- RECORDED INFORMATION -
──────────────────────────────

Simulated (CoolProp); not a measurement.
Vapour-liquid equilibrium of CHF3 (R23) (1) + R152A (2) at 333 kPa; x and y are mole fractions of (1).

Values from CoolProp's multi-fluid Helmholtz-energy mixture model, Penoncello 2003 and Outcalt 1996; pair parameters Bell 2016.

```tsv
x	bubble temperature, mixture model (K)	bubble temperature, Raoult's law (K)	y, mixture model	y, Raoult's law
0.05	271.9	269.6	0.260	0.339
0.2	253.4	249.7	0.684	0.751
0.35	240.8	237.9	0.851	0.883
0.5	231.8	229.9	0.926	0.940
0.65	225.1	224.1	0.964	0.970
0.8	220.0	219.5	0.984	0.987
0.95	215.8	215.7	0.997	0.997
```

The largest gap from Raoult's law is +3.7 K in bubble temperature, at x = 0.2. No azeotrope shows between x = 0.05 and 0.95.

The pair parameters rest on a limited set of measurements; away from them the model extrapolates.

──────────────────────────────

- WORK ITEM -
Your output is to be the lines of the listing, exact and complete, starting at the first and ending with the line that contains "The largest gap".

- RESPONSE AREA -
Simulated (CoolProp); not a measurement.
Vapour-liquid equilibrium of CHF3 (R23) (1) + R152A (2) at 333 kPa; x and y are mole fractions of (1).

Values from CoolProp's multi-fluid Helmholtz-energy mixture model, Penoncello 2003 and Outcalt 1996; pair parameters Bell 2016.

```tsv
x	bubble temperature, mixture model (K)	bubble temperature, Raoult's law (K)	y, mixture model	y, Raoult's law
0.05	271.9	269.6	0.260	0.339
0.2	253.4	249.7	0.684	0.751
0.35	240.8	237.9	0.851	0.883
0.5	231.8	229.9	0.926	0.940
0.65	225.1	224.1	0.964	0.970
0.8	220.0	219.5	0.984	0.987
0.95	215.8	215.7	0.997	0.997
```

The largest gap from Raoult's law is +3.7 K in bubble temperature, at x = 0.2. No azeotrope shows between x = 0.05 and 0.95.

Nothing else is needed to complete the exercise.